WORK ORDER
What is asked for is the whole listing, given again word for word.

ENTRIES SUPPLIED
=====
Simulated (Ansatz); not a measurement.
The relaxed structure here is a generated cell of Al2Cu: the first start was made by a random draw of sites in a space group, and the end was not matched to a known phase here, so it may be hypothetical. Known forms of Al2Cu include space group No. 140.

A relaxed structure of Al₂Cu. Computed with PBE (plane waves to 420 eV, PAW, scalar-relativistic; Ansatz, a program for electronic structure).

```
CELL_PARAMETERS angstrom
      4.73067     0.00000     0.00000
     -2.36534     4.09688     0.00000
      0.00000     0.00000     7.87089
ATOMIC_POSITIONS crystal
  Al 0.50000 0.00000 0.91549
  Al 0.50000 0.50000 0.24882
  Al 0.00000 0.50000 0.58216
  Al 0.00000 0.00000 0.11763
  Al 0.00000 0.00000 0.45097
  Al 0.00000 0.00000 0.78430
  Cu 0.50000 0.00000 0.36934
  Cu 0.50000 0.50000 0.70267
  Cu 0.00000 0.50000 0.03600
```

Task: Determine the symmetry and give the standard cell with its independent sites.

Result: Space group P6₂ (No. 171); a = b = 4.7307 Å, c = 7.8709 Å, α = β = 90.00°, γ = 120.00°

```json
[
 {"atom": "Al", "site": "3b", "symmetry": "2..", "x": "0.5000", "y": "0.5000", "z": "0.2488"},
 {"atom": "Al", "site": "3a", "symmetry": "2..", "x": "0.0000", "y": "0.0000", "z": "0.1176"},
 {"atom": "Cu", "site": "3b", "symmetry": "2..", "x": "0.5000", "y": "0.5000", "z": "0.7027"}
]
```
=====

YOUR SOLUTION
Simulated (Ansatz); not a measurement.
The relaxed structure here is a generated cell of Al2Cu: the first start was made by a random draw of sites in a space group, and the end was not matched to a known phase here, so it may be hypothetical. Known forms of Al2Cu include space group No. 140.

A relaxed structure of Al₂Cu. Computed with PBE (plane waves to 420 eV, PAW, scalar-relativistic; Ansatz, a program for electronic structure).

```
CELL_PARAMETERS angstrom
      4.73067     0.00000     0.00000
     -2.36534     4.09688     0.00000
      0.00000     0.00000     7.87089
ATOMIC_POSITIONS crystal
  Al 0.50000 0.00000 0.91549
  Al 0.50000 0.50000 0.24882
  Al 0.00000 0.50000 0.58216
  Al 0.00000 0.00000 0.11763
  Al 0.00000 0.00000 0.45097
  Al 0.00000 0.00000 0.78430
  Cu 0.50000 0.00000 0.36934
  Cu 0.50000 0.50000 0.70267
  Cu 0.00000 0.50000 0.03600
```

Task: Determine the symmetry and give the standard cell with its independent sites.

Result: Space group P6₂ (No. 171); a = b = 4.7307 Å, c = 7.8709 Å, α = β = 90.00°, γ = 120.00°

```json
[
 {"atom": "Al", "site": "3b", "symmetry": "2..", "x": "0.5000", "y": "0.5000", "z": "0.2488"},
 {"atom": "Al", "site": "3a", "symmetry": "2..", "x": "0.0000", "y": "0.0000", "z": "0.1176"},
 {"atom": "Cu", "site": "3b", "symmetry": "2..", "x": "0.5000", "y": "0.5000", "z": "0.7027"}
]
```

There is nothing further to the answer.